## MATERIAL SHOWN
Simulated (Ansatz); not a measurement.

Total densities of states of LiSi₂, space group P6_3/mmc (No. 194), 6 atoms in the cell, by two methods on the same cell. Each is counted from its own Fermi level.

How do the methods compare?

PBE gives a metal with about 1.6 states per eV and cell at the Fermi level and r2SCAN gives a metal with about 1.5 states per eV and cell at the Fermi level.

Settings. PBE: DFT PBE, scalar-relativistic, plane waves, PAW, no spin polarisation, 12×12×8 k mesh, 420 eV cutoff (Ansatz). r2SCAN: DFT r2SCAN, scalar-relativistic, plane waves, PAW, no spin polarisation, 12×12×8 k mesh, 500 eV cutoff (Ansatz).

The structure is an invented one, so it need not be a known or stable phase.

## WORK REQUEST
Only the lines above from the one with "Total densities of" through the one with "Settings. PBE: DFT" should be duplicated, character for character.

## RESPONSE BOX
Total densities of states of LiSi₂, space group P6_3/mmc (No. 194), 6 atoms in the cell, by two methods on the same cell. Each is counted from its own Fermi level.

How do the methods compare?

PBE gives a metal with about 1.6 states per eV and cell at the Fermi level and r2SCAN gives a metal with about 1.5 states per eV and cell at the Fermi level.

Settings. PBE: DFT PBE, scalar-relativistic, plane waves, PAW, no spin polarisation, 12×12×8 k mesh, 420 eV cutoff (Ansatz). r2SCAN: DFT r2SCAN, scalar-relativistic, plane waves, PAW, no spin polarisation, 12×12×8 k mesh, 500 eV cutoff (Ansatz).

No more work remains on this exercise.